● **TASK ITEM**
Make an exact copy of all the entries shown below.

━━━ AVAILABLE DATA

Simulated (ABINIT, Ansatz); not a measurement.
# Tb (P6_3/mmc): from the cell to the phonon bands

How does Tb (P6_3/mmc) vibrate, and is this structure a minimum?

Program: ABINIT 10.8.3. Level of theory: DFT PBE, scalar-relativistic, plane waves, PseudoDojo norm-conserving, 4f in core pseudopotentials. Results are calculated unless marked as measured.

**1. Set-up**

━━━━━━

● **PROBLEM SOLUTION**
Simulated (ABINIT, Ansatz); not a measurement.
# Tb (P6_3/mmc): from the cell to the phonon bands

How does Tb (P6_3/mmc) vibrate, and is this structure a minimum?

Program: ABINIT 10.8.3. Level of theory: DFT PBE, scalar-relativistic, plane waves, PseudoDojo norm-conserving, 4f in core pseudopotentials. Results are calculated unless marked as measured.

**1. Set-up**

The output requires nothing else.